- _BRIEF_: Only the lines from the first line of the material below to the line containing "The bare slab", inclusive, should be copied, each exactly as written.

- _EXTRACTED ENTRIES_:
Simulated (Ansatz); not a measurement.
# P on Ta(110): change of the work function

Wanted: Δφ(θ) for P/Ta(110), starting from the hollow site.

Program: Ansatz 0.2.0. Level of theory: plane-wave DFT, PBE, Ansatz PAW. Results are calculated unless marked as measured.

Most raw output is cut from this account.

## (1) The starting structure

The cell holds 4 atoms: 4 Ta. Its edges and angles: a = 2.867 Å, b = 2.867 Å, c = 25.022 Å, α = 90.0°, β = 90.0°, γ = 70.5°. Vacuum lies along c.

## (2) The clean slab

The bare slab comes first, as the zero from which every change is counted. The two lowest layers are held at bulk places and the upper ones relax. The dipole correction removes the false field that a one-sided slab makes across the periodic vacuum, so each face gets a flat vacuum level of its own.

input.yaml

- _YOUR SOLUTION_:
Simulated (Ansatz); not a measurement.
# P on Ta(110): change of the work function

Wanted: Δφ(θ) for P/Ta(110), starting from the hollow site.

Program: Ansatz 0.2.0. Level of theory: plane-wave DFT, PBE, Ansatz PAW. Results are calculated unless marked as measured.

Most raw output is cut from this account.

## (1) The starting structure

The cell holds 4 atoms: 4 Ta. Its edges and angles: a = 2.867 Å, b = 2.867 Å, c = 25.022 Å, α = 90.0°, β = 90.0°, γ = 70.5°. Vacuum lies along c.

## (2) The clean slab

The bare slab comes first, as the zero from which every change is counted. The two lowest layers are held at bulk places and the upper ones relax. The dipole correction removes the false field that a one-sided slab makes across the periodic vacuum, so each face gets a flat vacuum level of its own.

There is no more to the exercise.